_REQUIRED ACTION:_
Word for word, write out all of the entries that follow.

_STUDY MATERIAL:_
********

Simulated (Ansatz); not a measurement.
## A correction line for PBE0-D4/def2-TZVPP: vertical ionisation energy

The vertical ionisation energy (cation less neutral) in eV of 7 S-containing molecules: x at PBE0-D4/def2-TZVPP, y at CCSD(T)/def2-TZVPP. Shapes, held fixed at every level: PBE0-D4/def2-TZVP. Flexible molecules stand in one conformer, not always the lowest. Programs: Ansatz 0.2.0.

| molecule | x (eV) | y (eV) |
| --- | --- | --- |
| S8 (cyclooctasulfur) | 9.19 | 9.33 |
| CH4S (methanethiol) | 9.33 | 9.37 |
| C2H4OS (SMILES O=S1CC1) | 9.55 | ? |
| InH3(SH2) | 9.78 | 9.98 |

********

_EXPECTED ANSWER:_
Simulated (Ansatz); not a measurement.
## A correction line for PBE0-D4/def2-TZVPP: vertical ionisation energy

The vertical ionisation energy (cation less neutral) in eV of 7 S-containing molecules: x at PBE0-D4/def2-TZVPP, y at CCSD(T)/def2-TZVPP. Shapes, held fixed at every level: PBE0-D4/def2-TZVP. Flexible molecules stand in one conformer, not always the lowest. Programs: Ansatz 0.2.0.

| molecule | x (eV) | y (eV) |
| --- | --- | --- |
| S8 (cyclooctasulfur) | 9.19 | 9.33 |
| CH4S (methanethiol) | 9.33 | 9.37 |
| C2H4OS (SMILES O=S1CC1) | 9.55 | ? |
| InH3(SH2) | 9.78 | 9.98 |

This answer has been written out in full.